TASK ITEM
Copy out every line of the data that follows, exactly.

DATA FOR REVIEW
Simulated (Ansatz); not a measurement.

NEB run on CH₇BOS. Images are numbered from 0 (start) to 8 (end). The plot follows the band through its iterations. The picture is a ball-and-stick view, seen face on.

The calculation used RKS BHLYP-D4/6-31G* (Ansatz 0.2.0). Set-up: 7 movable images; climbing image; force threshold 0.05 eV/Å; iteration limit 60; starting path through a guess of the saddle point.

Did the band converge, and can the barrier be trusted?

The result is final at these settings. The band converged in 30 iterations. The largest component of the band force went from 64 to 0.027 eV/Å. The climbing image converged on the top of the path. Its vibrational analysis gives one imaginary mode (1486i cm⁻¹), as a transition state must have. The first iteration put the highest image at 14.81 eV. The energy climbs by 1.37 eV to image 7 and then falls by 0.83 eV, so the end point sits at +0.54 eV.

EXERCISE ANSWER
Simulated (Ansatz); not a measurement.

NEB run on CH₇BOS. Images are numbered from 0 (start) to 8 (end). The plot follows the band through its iterations. The picture is a ball-and-stick view, seen face on.

The calculation used RKS BHLYP-D4/6-31G* (Ansatz 0.2.0). Set-up: 7 movable images; climbing image; force threshold 0.05 eV/Å; iteration limit 60; starting path through a guess of the saddle point.

Did the band converge, and can the barrier be trusted?

The result is final at these settings. The band converged in 30 iterations. The largest component of the band force went from 64 to 0.027 eV/Å. The climbing image converged on the top of the path. Its vibrational analysis gives one imaginary mode (1486i cm⁻¹), as a transition state must have. The first iteration put the highest image at 14.81 eV. The energy climbs by 1.37 eV to image 7 and then falls by 0.83 eV, so the end point sits at +0.54 eV.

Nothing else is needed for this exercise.